▬▬▬▬▬▬▬▬▬▬

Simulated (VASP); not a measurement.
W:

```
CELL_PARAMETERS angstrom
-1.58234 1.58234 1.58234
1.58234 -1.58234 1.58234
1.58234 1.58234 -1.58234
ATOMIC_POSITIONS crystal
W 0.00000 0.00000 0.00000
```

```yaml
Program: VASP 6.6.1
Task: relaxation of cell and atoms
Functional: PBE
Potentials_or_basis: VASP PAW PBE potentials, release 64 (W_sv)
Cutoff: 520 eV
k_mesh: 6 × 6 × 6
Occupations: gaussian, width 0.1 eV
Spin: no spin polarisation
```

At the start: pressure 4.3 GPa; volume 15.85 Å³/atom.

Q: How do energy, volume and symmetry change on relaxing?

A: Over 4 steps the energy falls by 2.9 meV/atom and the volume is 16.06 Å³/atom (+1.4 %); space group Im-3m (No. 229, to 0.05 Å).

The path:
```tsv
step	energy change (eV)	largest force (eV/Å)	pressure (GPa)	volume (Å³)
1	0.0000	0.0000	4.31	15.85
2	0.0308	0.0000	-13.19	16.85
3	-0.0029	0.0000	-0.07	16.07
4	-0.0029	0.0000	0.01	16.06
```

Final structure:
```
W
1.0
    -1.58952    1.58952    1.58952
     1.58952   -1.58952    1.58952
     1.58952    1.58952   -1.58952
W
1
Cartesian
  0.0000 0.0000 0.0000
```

▬▬▬▬▬▬▬▬▬▬

▶ WORK ITEM: Write out only the lines from the very start of the entries above to the line that includes "Q: How do energy, volume", both ends included, each one unchanged.

▶ ANSWER AREA:
Simulated (VASP); not a measurement.
W:

```
CELL_PARAMETERS angstrom
-1.58234 1.58234 1.58234
1.58234 -1.58234 1.58234
1.58234 1.58234 -1.58234
ATOMIC_POSITIONS crystal
W 0.00000 0.00000 0.00000
```

```yaml
Program: VASP 6.6.1
Task: relaxation of cell and atoms
Functional: PBE
Potentials_or_basis: VASP PAW PBE potentials, release 64 (W_sv)
Cutoff: 520 eV
k_mesh: 6 × 6 × 6
Occupations: gaussian, width 0.1 eV
Spin: no spin polarisation
```

At the start: pressure 4.3 GPa; volume 15.85 Å³/atom.

Q: How do energy, volume and symmetry change on relaxing?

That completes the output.